### [WORK REQUEST]
Every line from the start of the listing below through the line that contains "Model: reference Helmholtz-energy" is to be reproduced word for word.

### [MATERIAL PROVIDED]
------------------------------------------------------------

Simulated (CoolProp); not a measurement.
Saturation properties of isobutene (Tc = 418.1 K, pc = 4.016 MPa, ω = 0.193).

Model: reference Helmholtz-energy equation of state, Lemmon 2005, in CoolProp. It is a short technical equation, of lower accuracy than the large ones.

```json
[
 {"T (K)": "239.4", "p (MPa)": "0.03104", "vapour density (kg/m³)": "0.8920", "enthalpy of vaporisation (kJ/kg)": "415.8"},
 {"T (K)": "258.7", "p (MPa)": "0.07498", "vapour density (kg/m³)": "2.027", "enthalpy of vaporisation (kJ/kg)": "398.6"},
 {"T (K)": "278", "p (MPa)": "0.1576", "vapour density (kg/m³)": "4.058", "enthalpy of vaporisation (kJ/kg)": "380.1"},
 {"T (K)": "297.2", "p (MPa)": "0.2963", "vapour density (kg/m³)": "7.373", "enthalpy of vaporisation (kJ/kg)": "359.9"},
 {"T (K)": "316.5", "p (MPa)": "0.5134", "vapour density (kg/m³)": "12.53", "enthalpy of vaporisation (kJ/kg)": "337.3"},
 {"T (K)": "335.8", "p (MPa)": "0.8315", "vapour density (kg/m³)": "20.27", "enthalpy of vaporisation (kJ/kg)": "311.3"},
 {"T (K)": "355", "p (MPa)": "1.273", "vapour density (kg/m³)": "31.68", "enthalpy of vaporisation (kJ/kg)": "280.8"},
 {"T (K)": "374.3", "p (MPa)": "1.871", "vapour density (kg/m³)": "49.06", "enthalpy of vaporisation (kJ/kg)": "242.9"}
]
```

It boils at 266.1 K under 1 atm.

------------------------------------------------------------

### [PROBLEM SOLUTION]
Simulated (CoolProp); not a measurement.
Saturation properties of isobutene (Tc = 418.1 K, pc = 4.016 MPa, ω = 0.193).

Model: reference Helmholtz-energy equation of state, Lemmon 2005, in CoolProp. It is a short technical equation, of lower accuracy than the large ones.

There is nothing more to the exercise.